>>>>

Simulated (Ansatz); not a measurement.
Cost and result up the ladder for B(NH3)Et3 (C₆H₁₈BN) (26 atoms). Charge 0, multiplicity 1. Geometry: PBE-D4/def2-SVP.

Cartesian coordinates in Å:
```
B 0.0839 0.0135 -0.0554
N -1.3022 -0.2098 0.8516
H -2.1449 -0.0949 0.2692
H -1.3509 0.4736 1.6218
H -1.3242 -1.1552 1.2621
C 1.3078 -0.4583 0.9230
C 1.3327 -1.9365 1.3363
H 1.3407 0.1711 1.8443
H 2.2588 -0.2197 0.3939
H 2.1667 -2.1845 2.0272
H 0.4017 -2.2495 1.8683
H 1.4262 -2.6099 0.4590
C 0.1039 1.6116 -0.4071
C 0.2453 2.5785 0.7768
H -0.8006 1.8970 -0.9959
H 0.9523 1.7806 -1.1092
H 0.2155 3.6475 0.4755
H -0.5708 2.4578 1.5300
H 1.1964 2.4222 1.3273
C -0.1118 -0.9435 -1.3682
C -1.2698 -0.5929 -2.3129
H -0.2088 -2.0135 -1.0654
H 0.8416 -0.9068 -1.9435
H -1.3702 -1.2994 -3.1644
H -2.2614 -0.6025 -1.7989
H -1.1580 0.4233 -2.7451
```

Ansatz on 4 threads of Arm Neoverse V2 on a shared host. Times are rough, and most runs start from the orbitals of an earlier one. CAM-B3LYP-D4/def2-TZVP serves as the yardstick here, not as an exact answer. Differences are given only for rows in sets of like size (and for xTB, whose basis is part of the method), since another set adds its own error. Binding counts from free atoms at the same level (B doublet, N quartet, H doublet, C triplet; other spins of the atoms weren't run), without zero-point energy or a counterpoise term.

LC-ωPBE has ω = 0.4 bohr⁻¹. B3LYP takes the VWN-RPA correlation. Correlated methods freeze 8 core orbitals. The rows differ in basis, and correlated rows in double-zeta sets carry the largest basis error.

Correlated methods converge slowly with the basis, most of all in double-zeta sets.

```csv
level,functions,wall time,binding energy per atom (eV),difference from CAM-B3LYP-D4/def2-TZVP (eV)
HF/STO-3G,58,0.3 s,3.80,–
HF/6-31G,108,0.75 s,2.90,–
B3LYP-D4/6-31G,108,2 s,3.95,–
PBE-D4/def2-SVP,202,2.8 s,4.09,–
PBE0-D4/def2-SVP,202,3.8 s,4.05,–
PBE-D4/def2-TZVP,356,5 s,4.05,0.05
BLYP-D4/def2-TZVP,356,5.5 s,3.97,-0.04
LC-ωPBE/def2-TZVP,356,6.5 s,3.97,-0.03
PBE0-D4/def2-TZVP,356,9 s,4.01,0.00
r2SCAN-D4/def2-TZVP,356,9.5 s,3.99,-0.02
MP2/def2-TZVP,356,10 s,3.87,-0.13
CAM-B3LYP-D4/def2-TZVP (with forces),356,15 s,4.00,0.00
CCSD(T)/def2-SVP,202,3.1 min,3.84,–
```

<<<<

→ WORK ITEM
Everything from the first line of the records above through the line containing "LC-ωPBE has ω" should be restated word for word; leave out all other lines.

→ WRITTEN RESPONSE
Simulated (Ansatz); not a measurement.
Cost and result up the ladder for B(NH3)Et3 (C₆H₁₈BN) (26 atoms). Charge 0, multiplicity 1. Geometry: PBE-D4/def2-SVP.

Cartesian coordinates in Å:
```
B 0.0839 0.0135 -0.0554
N -1.3022 -0.2098 0.8516
H -2.1449 -0.0949 0.2692
H -1.3509 0.4736 1.6218
H -1.3242 -1.1552 1.2621
C 1.3078 -0.4583 0.9230
C 1.3327 -1.9365 1.3363
H 1.3407 0.1711 1.8443
H 2.2588 -0.2197 0.3939
H 2.1667 -2.1845 2.0272
H 0.4017 -2.2495 1.8683
H 1.4262 -2.6099 0.4590
C 0.1039 1.6116 -0.4071
C 0.2453 2.5785 0.7768
H -0.8006 1.8970 -0.9959
H 0.9523 1.7806 -1.1092
H 0.2155 3.6475 0.4755
H -0.5708 2.4578 1.5300
H 1.1964 2.4222 1.3273
C -0.1118 -0.9435 -1.3682
C -1.2698 -0.5929 -2.3129
H -0.2088 -2.0135 -1.0654
H 0.8416 -0.9068 -1.9435
H -1.3702 -1.2994 -3.1644
H -2.2614 -0.6025 -1.7989
H -1.1580 0.4233 -2.7451
```

Ansatz on 4 threads of Arm Neoverse V2 on a shared host. Times are rough, and most runs start from the orbitals of an earlier one. CAM-B3LYP-D4/def2-TZVP serves as the yardstick here, not as an exact answer. Differences are given only for rows in sets of like size (and for xTB, whose basis is part of the method), since another set adds its own error. Binding counts from free atoms at the same level (B doublet, N quartet, H doublet, C triplet; other spins of the atoms weren't run), without zero-point energy or a counterpoise term.

LC-ωPBE has ω = 0.4 bohr⁻¹. B3LYP takes the VWN-RPA correlation. Correlated methods freeze 8 core orbitals. The rows differ in basis, and correlated rows in double-zeta sets carry the largest basis error.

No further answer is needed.